▸ Work request
Print exactly the lines below between the line holding "Program: VASP 6.6.1" and the line holding "Dipole correction: no", inclusive, and nothing more.

:::
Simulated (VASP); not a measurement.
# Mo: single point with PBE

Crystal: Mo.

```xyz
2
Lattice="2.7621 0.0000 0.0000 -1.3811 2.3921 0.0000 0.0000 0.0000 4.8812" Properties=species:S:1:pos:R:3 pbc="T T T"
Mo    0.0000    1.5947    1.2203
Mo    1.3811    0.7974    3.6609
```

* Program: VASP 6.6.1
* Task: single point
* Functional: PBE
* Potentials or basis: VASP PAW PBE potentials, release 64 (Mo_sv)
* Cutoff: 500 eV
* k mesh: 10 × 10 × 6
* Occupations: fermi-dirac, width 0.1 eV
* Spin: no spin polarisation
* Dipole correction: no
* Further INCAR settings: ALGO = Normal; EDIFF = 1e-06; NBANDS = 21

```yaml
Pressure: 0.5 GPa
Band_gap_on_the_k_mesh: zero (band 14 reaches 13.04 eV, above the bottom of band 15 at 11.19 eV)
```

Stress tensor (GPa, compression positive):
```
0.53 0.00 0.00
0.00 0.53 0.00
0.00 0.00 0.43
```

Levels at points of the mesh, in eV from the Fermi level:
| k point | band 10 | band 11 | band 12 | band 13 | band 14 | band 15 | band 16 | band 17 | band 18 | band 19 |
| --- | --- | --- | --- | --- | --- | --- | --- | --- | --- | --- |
:::

▸ Worked solution
* Program: VASP 6.6.1
* Task: single point
* Functional: PBE
* Potentials or basis: VASP PAW PBE potentials, release 64 (Mo_sv)
* Cutoff: 500 eV
* k mesh: 10 × 10 × 6
* Occupations: fermi-dirac, width 0.1 eV
* Spin: no spin polarisation
* Dipole correction: no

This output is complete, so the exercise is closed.